### Exercise
Write out each line of the material below exactly as given.

### Recorded data
::::::::

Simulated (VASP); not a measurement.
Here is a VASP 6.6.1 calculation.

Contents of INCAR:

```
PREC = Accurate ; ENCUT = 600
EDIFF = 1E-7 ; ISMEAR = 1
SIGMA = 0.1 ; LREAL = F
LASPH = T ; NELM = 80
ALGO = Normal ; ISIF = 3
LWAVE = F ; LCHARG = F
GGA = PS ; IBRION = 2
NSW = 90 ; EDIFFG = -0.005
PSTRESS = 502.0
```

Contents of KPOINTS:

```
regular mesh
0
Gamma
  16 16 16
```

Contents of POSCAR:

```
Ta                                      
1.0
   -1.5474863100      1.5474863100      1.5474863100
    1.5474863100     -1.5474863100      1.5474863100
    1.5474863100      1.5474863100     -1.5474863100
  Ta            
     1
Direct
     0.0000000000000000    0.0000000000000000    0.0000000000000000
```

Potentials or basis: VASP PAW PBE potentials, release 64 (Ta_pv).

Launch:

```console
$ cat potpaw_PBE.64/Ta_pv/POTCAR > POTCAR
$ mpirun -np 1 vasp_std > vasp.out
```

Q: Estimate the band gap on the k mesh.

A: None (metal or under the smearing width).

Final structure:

::::::::

### Written reply
Simulated (VASP); not a measurement.
Here is a VASP 6.6.1 calculation.

Contents of INCAR:

```
PREC = Accurate ; ENCUT = 600
EDIFF = 1E-7 ; ISMEAR = 1
SIGMA = 0.1 ; LREAL = F
LASPH = T ; NELM = 80
ALGO = Normal ; ISIF = 3
LWAVE = F ; LCHARG = F
GGA = PS ; IBRION = 2
NSW = 90 ; EDIFFG = -0.005
PSTRESS = 502.0
```

Contents of KPOINTS:

```
regular mesh
0
Gamma
  16 16 16
```

Contents of POSCAR:

```
Ta                                      
1.0
   -1.5474863100      1.5474863100      1.5474863100
    1.5474863100     -1.5474863100      1.5474863100
    1.5474863100      1.5474863100     -1.5474863100
  Ta            
     1
Direct
     0.0000000000000000    0.0000000000000000    0.0000000000000000
```

Potentials or basis: VASP PAW PBE potentials, release 64 (Ta_pv).

Launch:

```console
$ cat potpaw_PBE.64/Ta_pv/POTCAR > POTCAR
$ mpirun -np 1 vasp_std > vasp.out
```

Q: Estimate the band gap on the k mesh.

A: None (metal or under the smearing width).

Final structure:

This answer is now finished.